╭─ Supplied data
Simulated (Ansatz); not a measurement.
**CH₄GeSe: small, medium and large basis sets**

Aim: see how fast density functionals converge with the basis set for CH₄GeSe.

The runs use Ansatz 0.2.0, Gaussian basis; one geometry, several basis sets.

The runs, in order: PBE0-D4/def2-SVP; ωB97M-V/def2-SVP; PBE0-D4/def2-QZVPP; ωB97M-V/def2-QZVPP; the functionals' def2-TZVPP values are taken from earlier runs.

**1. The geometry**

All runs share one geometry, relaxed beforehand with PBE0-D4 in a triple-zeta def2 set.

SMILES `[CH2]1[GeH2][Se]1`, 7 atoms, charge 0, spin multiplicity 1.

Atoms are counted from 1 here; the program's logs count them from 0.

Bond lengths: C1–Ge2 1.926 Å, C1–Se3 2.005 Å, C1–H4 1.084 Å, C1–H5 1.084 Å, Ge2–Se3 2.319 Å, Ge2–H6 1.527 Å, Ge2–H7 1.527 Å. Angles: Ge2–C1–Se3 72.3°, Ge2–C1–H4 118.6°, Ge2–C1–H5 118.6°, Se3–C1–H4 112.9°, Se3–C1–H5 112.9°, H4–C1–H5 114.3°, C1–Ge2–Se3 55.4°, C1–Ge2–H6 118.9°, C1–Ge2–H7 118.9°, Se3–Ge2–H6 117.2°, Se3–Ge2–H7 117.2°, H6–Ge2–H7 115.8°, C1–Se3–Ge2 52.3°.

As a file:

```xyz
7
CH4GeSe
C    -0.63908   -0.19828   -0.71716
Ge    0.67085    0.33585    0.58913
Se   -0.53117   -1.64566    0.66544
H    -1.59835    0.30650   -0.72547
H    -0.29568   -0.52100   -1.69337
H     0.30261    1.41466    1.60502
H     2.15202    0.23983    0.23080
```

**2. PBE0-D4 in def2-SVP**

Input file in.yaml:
╰─

→ **Exercise**:
Above are the records; from them, give again exactly the lines from the one containing "Aim: see how" through the one containing "PBE0-D4 in def2-SVP**", both included.

→ **Task answer**:
Aim: see how fast density functionals converge with the basis set for CH₄GeSe.

The runs use Ansatz 0.2.0, Gaussian basis; one geometry, several basis sets.

The runs, in order: PBE0-D4/def2-SVP; ωB97M-V/def2-SVP; PBE0-D4/def2-QZVPP; ωB97M-V/def2-QZVPP; the functionals' def2-TZVPP values are taken from earlier runs.

**1. The geometry**

All runs share one geometry, relaxed beforehand with PBE0-D4 in a triple-zeta def2 set.

SMILES `[CH2]1[GeH2][Se]1`, 7 atoms, charge 0, spin multiplicity 1.

Atoms are counted from 1 here; the program's logs count them from 0.

Bond lengths: C1–Ge2 1.926 Å, C1–Se3 2.005 Å, C1–H4 1.084 Å, C1–H5 1.084 Å, Ge2–Se3 2.319 Å, Ge2–H6 1.527 Å, Ge2–H7 1.527 Å. Angles: Ge2–C1–Se3 72.3°, Ge2–C1–H4 118.6°, Ge2–C1–H5 118.6°, Se3–C1–H4 112.9°, Se3–C1–H5 112.9°, H4–C1–H5 114.3°, C1–Ge2–Se3 55.4°, C1–Ge2–H6 118.9°, C1–Ge2–H7 118.9°, Se3–Ge2–H6 117.2°, Se3–Ge2–H7 117.2°, H6–Ge2–H7 115.8°, C1–Se3–Ge2 52.3°.

As a file:

```xyz
7
CH4GeSe
C    -0.63908   -0.19828   -0.71716
Ge    0.67085    0.33585    0.58913
Se   -0.53117   -1.64566    0.66544
H    -1.59835    0.30650   -0.72547
H    -0.29568   -0.52100   -1.69337
H     0.30261    1.41466    1.60502
H     2.15202    0.23983    0.23080
```

**2. PBE0-D4 in def2-SVP**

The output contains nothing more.